[ASSIGNED TASK] The answer should contain every record below, output exactly.

====================

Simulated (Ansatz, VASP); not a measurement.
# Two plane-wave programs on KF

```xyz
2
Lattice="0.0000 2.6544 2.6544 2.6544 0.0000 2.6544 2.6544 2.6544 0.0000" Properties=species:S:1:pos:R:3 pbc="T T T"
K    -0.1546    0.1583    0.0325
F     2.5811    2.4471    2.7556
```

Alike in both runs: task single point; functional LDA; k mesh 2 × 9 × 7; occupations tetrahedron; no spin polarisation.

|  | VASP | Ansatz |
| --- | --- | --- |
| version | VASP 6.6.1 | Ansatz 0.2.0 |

====================

[ANSWER SPACE]
Simulated (Ansatz, VASP); not a measurement.
# Two plane-wave programs on KF

```xyz
2
Lattice="0.0000 2.6544 2.6544 2.6544 0.0000 2.6544 2.6544 2.6544 0.0000" Properties=species:S:1:pos:R:3 pbc="T T T"
K    -0.1546    0.1583    0.0325
F     2.5811    2.4471    2.7556
```

Alike in both runs: task single point; functional LDA; k mesh 2 × 9 × 7; occupations tetrahedron; no spin polarisation.

|  | VASP | Ansatz |
| --- | --- | --- |
| version | VASP 6.6.1 | Ansatz 0.2.0 |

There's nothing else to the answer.